_Required action_:
Repeat word for word every line of the data below, from the first through the line containing "Question: Which lowest", and stop there.

_Listed records_:
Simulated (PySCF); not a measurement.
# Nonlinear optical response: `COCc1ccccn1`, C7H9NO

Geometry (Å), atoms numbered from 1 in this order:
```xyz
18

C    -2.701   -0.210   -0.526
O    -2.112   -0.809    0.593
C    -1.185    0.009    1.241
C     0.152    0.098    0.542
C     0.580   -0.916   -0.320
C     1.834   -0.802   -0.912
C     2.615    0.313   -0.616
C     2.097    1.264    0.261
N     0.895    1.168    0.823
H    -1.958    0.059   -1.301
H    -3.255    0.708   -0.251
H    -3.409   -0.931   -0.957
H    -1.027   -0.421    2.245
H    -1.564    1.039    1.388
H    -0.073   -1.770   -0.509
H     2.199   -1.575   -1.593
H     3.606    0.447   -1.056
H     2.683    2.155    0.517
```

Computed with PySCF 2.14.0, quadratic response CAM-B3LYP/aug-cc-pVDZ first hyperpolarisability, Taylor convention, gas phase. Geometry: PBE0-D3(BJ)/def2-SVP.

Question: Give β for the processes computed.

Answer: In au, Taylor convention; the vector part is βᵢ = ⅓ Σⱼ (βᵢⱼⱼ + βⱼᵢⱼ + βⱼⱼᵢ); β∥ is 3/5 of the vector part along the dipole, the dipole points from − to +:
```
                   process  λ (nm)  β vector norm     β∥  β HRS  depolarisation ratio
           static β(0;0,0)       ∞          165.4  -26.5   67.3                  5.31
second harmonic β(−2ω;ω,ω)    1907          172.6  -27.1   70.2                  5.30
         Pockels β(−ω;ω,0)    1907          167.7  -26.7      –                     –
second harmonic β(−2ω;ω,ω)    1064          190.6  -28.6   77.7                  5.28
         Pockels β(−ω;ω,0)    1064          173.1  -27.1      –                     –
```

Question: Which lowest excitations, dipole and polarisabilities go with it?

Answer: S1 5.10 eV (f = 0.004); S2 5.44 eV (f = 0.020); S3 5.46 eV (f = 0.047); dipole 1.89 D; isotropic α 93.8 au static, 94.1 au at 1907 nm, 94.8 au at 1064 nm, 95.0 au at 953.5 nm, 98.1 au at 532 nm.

_Your response_:
Simulated (PySCF); not a measurement.
# Nonlinear optical response: `COCc1ccccn1`, C7H9NO

Geometry (Å), atoms numbered from 1 in this order:
```xyz
18

C    -2.701   -0.210   -0.526
O    -2.112   -0.809    0.593
C    -1.185    0.009    1.241
C     0.152    0.098    0.542
C     0.580   -0.916   -0.320
C     1.834   -0.802   -0.912
C     2.615    0.313   -0.616
C     2.097    1.264    0.261
N     0.895    1.168    0.823
H    -1.958    0.059   -1.301
H    -3.255    0.708   -0.251
H    -3.409   -0.931   -0.957
H    -1.027   -0.421    2.245
H    -1.564    1.039    1.388
H    -0.073   -1.770   -0.509
H     2.199   -1.575   -1.593
H     3.606    0.447   -1.056
H     2.683    2.155    0.517
```

Computed with PySCF 2.14.0, quadratic response CAM-B3LYP/aug-cc-pVDZ first hyperpolarisability, Taylor convention, gas phase. Geometry: PBE0-D3(BJ)/def2-SVP.

Question: Give β for the processes computed.

Answer: In au, Taylor convention; the vector part is βᵢ = ⅓ Σⱼ (βᵢⱼⱼ + βⱼᵢⱼ + βⱼⱼᵢ); β∥ is 3/5 of the vector part along the dipole, the dipole points from − to +:
```
                   process  λ (nm)  β vector norm     β∥  β HRS  depolarisation ratio
           static β(0;0,0)       ∞          165.4  -26.5   67.3                  5.31
second harmonic β(−2ω;ω,ω)    1907          172.6  -27.1   70.2                  5.30
         Pockels β(−ω;ω,0)    1907          167.7  -26.7      –                     –
second harmonic β(−2ω;ω,ω)    1064          190.6  -28.6   77.7                  5.28
         Pockels β(−ω;ω,0)    1064          173.1  -27.1      –                     –
```

Question: Which lowest excitations, dipole and polarisabilities go with it?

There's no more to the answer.